◆ Excerpted records:
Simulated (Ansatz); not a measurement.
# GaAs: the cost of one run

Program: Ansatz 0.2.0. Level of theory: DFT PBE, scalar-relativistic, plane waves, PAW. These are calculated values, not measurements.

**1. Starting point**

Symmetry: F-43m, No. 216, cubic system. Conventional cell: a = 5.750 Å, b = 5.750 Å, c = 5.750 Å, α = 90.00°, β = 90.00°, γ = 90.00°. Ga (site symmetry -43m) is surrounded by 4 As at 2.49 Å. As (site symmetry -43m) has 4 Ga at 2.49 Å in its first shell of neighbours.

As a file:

◆ Activity:
Find "Program: Ansatz 0.2.0." in the entries above and copy that whole line exactly, then each line after it through the line that contains "Symmetry: F-43m, No.".

◆ Exercise output:
Program: Ansatz 0.2.0. Level of theory: DFT PBE, scalar-relativistic, plane waves, PAW. These are calculated values, not measurements.

**1. Starting point**

Symmetry: F-43m, No. 216, cubic system. Conventional cell: a = 5.750 Å, b = 5.750 Å, c = 5.750 Å, α = 90.00°, β = 90.00°, γ = 90.00°. Ga (site symmetry -43m) is surrounded by 4 As at 2.49 Å. As (site symmetry -43m) has 4 Ga at 2.49 Å in its first shell of neighbours.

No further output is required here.